▶ _PROVIDED INFORMATION_
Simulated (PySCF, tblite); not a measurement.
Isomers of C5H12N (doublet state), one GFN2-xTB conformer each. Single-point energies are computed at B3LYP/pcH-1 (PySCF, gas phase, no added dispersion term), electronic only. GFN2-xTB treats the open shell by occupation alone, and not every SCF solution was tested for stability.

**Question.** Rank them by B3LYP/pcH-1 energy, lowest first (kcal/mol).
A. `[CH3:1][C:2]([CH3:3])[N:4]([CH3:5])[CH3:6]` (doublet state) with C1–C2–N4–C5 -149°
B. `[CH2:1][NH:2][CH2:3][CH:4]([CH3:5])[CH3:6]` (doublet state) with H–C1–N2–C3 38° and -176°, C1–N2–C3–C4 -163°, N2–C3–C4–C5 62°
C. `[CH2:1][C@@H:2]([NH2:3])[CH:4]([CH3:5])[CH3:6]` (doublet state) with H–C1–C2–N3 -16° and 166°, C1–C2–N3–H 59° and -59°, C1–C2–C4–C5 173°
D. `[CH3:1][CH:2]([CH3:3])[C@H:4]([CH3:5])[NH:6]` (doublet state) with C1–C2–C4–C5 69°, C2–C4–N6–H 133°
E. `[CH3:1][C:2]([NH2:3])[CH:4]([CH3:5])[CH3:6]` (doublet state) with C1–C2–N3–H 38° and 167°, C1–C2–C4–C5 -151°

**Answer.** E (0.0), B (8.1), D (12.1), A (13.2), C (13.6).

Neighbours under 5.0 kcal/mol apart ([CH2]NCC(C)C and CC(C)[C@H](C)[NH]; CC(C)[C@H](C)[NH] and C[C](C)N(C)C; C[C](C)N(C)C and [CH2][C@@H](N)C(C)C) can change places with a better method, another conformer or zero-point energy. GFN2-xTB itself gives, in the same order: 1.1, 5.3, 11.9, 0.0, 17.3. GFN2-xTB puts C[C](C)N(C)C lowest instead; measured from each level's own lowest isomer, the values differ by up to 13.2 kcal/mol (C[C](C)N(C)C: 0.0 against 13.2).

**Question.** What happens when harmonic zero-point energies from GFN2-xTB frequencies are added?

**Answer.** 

▶ _ASSIGNMENT_
Your response should be the lines above from the first to the one containing "Isomers of C5H12N", inclusive, each given exactly.

▶ _WRITTEN SOLUTION_
Simulated (PySCF, tblite); not a measurement.
Isomers of C5H12N (doublet state), one GFN2-xTB conformer each. Single-point energies are computed at B3LYP/pcH-1 (PySCF, gas phase, no added dispersion term), electronic only. GFN2-xTB treats the open shell by occupation alone, and not every SCF solution was tested for stability.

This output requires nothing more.